Please copy out the entries below exactly, beginning with the line that contains "pressure (GPa): 0.0" and ending with the line that contains "Solution. gap on", and include nothing outside that span.

* [Source material]
· · · · · · ·

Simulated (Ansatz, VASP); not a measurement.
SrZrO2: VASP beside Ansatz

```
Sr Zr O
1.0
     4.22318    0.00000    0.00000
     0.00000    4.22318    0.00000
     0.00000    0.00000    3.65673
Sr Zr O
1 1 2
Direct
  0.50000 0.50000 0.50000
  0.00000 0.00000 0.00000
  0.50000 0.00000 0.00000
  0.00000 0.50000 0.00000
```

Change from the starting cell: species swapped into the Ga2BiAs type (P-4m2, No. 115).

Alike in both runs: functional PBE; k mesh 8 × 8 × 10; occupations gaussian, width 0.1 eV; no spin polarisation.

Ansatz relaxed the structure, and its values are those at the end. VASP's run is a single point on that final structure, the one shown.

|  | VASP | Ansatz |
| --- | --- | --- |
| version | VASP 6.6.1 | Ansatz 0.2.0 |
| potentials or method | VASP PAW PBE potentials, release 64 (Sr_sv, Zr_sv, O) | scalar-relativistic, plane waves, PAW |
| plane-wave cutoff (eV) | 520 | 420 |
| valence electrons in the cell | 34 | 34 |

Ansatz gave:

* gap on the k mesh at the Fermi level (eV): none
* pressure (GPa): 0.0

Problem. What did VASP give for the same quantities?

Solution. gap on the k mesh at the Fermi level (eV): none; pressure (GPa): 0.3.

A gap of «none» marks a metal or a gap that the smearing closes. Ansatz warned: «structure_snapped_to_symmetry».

· · · · · · ·

* [Response area]
* pressure (GPa): 0.0

Problem. What did VASP give for the same quantities?

Solution. gap on the k mesh at the Fermi level (eV): none; pressure (GPa): 0.3.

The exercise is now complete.